## Requirement
Once you find the line with "AlH7, two programs**" in the entries below, return exactly every line from it through the line with "Alike in both".

## Record extracts
==================================================
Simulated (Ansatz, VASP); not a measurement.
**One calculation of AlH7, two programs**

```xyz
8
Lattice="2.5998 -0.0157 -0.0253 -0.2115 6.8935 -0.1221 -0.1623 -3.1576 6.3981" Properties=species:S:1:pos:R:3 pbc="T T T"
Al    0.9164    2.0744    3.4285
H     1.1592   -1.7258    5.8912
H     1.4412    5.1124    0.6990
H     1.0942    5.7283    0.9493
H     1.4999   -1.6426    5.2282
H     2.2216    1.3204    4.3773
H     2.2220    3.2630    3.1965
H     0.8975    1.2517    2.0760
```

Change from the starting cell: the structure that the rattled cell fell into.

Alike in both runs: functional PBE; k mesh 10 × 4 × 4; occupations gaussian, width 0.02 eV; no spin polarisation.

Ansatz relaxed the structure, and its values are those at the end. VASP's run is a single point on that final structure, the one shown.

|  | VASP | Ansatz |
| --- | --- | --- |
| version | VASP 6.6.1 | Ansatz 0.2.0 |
==================================================

## Task answer
**One calculation of AlH7, two programs**

```xyz
8
Lattice="2.5998 -0.0157 -0.0253 -0.2115 6.8935 -0.1221 -0.1623 -3.1576 6.3981" Properties=species:S:1:pos:R:3 pbc="T T T"
Al    0.9164    2.0744    3.4285
H     1.1592   -1.7258    5.8912
H     1.4412    5.1124    0.6990
H     1.0942    5.7283    0.9493
H     1.4999   -1.6426    5.2282
H     2.2216    1.3204    4.3773
H     2.2220    3.2630    3.1965
H     0.8975    1.2517    2.0760
```

Change from the starting cell: the structure that the rattled cell fell into.

Alike in both runs: functional PBE; k mesh 10 × 4 × 4; occupations gaussian, width 0.02 eV; no spin polarisation.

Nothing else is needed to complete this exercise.